Required action ->
What is needed here is a verbatim copy of the records that follow.

Supplied material ->
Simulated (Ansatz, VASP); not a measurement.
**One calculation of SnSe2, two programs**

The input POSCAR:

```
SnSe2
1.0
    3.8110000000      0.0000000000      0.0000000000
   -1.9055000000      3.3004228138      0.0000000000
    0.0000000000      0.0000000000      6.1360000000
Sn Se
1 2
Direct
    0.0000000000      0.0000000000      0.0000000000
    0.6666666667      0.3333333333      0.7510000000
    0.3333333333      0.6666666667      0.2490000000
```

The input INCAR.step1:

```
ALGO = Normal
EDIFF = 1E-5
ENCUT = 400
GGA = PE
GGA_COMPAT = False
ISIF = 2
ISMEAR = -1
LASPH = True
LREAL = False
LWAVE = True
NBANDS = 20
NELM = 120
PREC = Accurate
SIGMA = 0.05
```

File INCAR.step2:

Answer section ->
Simulated (Ansatz, VASP); not a measurement.
**One calculation of SnSe2, two programs**

The input POSCAR:

```
SnSe2
1.0
    3.8110000000      0.0000000000      0.0000000000
   -1.9055000000      3.3004228138      0.0000000000
    0.0000000000      0.0000000000      6.1360000000
Sn Se
1 2
Direct
    0.0000000000      0.0000000000      0.0000000000
    0.6666666667      0.3333333333      0.7510000000
    0.3333333333      0.6666666667      0.2490000000
```

The input INCAR.step1:

```
ALGO = Normal
EDIFF = 1E-5
ENCUT = 400
GGA = PE
GGA_COMPAT = False
ISIF = 2
ISMEAR = -1
LASPH = True
LREAL = False
LWAVE = True
NBANDS = 20
NELM = 120
PREC = Accurate
SIGMA = 0.05
```

File INCAR.step2:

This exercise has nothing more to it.